>>>>>
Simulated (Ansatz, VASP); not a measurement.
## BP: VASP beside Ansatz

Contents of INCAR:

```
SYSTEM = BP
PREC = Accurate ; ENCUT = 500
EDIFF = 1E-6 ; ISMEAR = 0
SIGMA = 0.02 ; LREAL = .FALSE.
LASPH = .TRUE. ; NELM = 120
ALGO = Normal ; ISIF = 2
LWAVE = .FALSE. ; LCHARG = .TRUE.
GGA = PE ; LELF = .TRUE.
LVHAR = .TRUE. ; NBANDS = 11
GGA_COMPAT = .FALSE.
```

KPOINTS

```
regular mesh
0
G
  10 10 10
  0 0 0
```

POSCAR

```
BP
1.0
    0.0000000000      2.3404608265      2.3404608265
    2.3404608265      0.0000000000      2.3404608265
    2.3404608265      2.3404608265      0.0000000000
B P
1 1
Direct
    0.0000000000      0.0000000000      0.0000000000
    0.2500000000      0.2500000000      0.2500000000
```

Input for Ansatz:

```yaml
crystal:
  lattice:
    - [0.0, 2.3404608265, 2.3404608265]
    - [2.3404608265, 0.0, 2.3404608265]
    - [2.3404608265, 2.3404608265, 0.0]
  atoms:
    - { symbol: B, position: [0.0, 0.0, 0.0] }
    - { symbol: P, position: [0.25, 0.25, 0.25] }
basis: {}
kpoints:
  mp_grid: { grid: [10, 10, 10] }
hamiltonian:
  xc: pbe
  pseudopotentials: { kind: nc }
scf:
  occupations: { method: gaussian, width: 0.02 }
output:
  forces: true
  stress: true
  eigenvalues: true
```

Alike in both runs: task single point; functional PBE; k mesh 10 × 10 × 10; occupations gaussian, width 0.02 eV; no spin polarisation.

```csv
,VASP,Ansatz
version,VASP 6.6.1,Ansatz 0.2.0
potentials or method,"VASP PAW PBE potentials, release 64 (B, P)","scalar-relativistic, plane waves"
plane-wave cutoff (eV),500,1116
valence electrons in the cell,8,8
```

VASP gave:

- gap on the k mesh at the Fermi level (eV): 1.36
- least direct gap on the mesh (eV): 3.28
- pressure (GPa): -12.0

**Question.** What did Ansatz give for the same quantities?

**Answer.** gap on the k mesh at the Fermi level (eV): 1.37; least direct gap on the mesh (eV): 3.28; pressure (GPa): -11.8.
<<<<<

## [Activity]
Copy word for word the stretch of entries above from the line that has "- pressure (GPa): -12.0" through the line that has "the same quantities?", both ends included, and nothing outside it.

## [Exercise result]
- pressure (GPa): -12.0

**Question.** What did Ansatz give for the same quantities?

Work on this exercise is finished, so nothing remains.